### ACTION ITEM
A faithful copy is needed. Set down all of the data below exactly.

/---
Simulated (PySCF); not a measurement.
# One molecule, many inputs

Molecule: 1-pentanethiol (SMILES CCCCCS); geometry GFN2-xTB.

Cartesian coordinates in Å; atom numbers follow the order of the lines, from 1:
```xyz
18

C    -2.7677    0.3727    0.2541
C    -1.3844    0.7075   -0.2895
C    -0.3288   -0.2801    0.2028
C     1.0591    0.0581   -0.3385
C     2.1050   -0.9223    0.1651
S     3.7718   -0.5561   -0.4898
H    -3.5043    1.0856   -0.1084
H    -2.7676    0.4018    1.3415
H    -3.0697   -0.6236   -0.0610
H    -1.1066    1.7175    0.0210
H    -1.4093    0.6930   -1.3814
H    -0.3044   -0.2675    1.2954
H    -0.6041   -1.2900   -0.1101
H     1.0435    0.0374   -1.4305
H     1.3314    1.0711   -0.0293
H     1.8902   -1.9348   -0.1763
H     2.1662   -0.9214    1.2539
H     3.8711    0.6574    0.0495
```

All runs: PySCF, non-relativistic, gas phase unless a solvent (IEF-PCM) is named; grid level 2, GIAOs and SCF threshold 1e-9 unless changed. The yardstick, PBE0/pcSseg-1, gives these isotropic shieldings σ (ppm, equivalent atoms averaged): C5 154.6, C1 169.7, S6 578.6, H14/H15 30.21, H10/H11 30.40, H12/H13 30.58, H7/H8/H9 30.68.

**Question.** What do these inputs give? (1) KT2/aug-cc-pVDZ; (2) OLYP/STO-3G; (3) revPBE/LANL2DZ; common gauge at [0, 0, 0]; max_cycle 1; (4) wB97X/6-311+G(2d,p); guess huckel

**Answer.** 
\---

### ANSWER SECTION
Simulated (PySCF); not a measurement.
# One molecule, many inputs

Molecule: 1-pentanethiol (SMILES CCCCCS); geometry GFN2-xTB.

Cartesian coordinates in Å; atom numbers follow the order of the lines, from 1:
```xyz
18

C    -2.7677    0.3727    0.2541
C    -1.3844    0.7075   -0.2895
C    -0.3288   -0.2801    0.2028
C     1.0591    0.0581   -0.3385
C     2.1050   -0.9223    0.1651
S     3.7718   -0.5561   -0.4898
H    -3.5043    1.0856   -0.1084
H    -2.7676    0.4018    1.3415
H    -3.0697   -0.6236   -0.0610
H    -1.1066    1.7175    0.0210
H    -1.4093    0.6930   -1.3814
H    -0.3044   -0.2675    1.2954
H    -0.6041   -1.2900   -0.1101
H     1.0435    0.0374   -1.4305
H     1.3314    1.0711   -0.0293
H     1.8902   -1.9348   -0.1763
H     2.1662   -0.9214    1.2539
H     3.8711    0.6574    0.0495
```

All runs: PySCF, non-relativistic, gas phase unless a solvent (IEF-PCM) is named; grid level 2, GIAOs and SCF threshold 1e-9 unless changed. The yardstick, PBE0/pcSseg-1, gives these isotropic shieldings σ (ppm, equivalent atoms averaged): C5 154.6, C1 169.7, S6 578.6, H14/H15 30.21, H10/H11 30.40, H12/H13 30.58, H7/H8/H9 30.68.

**Question.** What do these inputs give? (1) KT2/aug-cc-pVDZ; (2) OLYP/STO-3G; (3) revPBE/LANL2DZ; common gauge at [0, 0, 0]; max_cycle 1; (4) wB97X/6-311+G(2d,p); guess huckel

**Answer.** 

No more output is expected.